## Work instruction
Reproduce only the top of the records, down to and including the line containing "correction | no |".

## Data listing
■ ■ ■ ■ ■

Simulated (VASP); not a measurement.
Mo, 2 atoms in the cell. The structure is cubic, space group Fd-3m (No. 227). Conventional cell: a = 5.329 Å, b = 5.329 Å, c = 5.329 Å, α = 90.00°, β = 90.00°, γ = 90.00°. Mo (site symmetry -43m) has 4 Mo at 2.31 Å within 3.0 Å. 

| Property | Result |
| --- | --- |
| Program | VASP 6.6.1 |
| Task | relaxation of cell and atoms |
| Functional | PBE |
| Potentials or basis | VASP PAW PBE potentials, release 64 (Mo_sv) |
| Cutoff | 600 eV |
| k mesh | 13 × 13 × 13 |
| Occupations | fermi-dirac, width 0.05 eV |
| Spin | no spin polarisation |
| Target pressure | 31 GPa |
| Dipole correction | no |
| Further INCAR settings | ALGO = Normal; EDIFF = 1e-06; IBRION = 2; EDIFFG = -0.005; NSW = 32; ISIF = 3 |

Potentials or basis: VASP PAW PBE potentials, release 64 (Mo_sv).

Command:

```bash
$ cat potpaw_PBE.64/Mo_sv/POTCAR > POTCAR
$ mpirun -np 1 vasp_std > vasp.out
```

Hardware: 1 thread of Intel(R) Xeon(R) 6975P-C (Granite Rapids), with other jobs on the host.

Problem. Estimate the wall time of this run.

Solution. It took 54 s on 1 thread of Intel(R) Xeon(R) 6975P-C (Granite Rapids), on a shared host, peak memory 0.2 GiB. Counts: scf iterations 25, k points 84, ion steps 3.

■ ■ ■ ■ ■

## Task response
Simulated (VASP); not a measurement.
Mo, 2 atoms in the cell. The structure is cubic, space group Fd-3m (No. 227). Conventional cell: a = 5.329 Å, b = 5.329 Å, c = 5.329 Å, α = 90.00°, β = 90.00°, γ = 90.00°. Mo (site symmetry -43m) has 4 Mo at 2.31 Å within 3.0 Å. 

| Property | Result |
| --- | --- |
| Program | VASP 6.6.1 |
| Task | relaxation of cell and atoms |
| Functional | PBE |
| Potentials or basis | VASP PAW PBE potentials, release 64 (Mo_sv) |
| Cutoff | 600 eV |
| k mesh | 13 × 13 × 13 |
| Occupations | fermi-dirac, width 0.05 eV |
| Spin | no spin polarisation |
| Target pressure | 31 GPa |
| Dipole correction | no |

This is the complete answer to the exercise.